### Listed entries
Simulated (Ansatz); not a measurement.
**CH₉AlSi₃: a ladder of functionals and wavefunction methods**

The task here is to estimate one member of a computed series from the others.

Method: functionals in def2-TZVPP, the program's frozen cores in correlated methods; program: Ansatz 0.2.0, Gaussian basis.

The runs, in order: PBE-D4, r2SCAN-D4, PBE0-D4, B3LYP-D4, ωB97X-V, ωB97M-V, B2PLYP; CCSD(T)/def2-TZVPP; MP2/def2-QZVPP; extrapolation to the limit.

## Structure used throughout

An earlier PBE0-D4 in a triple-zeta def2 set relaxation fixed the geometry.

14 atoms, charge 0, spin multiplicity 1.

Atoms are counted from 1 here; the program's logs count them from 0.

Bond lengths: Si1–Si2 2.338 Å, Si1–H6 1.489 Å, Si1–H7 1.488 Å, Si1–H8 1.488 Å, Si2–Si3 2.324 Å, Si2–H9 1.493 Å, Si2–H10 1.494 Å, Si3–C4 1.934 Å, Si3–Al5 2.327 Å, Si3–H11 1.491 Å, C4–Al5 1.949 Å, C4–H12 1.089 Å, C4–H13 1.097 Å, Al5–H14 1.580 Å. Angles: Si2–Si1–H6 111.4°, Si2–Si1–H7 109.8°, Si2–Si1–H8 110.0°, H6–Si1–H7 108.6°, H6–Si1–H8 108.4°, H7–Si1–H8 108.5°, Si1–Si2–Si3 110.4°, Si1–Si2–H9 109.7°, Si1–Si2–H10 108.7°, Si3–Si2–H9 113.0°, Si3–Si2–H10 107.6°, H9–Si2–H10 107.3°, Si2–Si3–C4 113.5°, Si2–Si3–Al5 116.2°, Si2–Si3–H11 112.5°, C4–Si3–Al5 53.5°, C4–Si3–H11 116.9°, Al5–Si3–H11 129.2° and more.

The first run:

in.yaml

### Exercise
Where the data above reaches the line holding "An earlier PBE0-D4", begin printing, and stop after the line holding "Atoms are counted". Each line must be reproduced exactly, with nothing else added.

### Task solution
An earlier PBE0-D4 in a triple-zeta def2 set relaxation fixed the geometry.

14 atoms, charge 0, spin multiplicity 1.

Atoms are counted from 1 here; the program's logs count them from 0.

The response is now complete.